BRIEF: Set down, exactly as written, every line from the top of the records below to the line containing "no spin polarisation", both ends included, and no others.

INFORMATION:
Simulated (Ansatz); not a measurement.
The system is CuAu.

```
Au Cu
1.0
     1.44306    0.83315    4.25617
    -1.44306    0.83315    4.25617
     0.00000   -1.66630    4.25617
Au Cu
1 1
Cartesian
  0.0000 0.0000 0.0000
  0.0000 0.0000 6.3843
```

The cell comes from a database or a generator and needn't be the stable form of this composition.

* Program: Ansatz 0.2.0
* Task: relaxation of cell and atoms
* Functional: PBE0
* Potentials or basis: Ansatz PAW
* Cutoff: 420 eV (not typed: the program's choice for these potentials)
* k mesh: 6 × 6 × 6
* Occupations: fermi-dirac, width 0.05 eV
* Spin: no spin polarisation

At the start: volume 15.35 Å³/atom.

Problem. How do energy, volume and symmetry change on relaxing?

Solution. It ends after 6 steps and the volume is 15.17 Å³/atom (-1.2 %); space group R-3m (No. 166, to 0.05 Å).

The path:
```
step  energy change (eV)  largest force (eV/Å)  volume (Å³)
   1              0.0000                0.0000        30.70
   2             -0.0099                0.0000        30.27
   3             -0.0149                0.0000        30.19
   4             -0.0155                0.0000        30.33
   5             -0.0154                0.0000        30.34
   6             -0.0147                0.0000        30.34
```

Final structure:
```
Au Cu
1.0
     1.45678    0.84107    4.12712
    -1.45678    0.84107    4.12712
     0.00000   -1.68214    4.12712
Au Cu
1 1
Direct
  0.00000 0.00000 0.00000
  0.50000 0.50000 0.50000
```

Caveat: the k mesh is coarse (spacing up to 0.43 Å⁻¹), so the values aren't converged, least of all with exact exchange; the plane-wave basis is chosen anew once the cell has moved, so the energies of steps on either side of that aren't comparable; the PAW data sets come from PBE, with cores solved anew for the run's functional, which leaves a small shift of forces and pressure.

ANSWER SECTION:
Simulated (Ansatz); not a measurement.
The system is CuAu.

```
Au Cu
1.0
     1.44306    0.83315    4.25617
    -1.44306    0.83315    4.25617
     0.00000   -1.66630    4.25617
Au Cu
1 1
Cartesian
  0.0000 0.0000 0.0000
  0.0000 0.0000 6.3843
```

The cell comes from a database or a generator and needn't be the stable form of this composition.

* Program: Ansatz 0.2.0
* Task: relaxation of cell and atoms
* Functional: PBE0
* Potentials or basis: Ansatz PAW
* Cutoff: 420 eV (not typed: the program's choice for these potentials)
* k mesh: 6 × 6 × 6
* Occupations: fermi-dirac, width 0.05 eV
* Spin: no spin polarisation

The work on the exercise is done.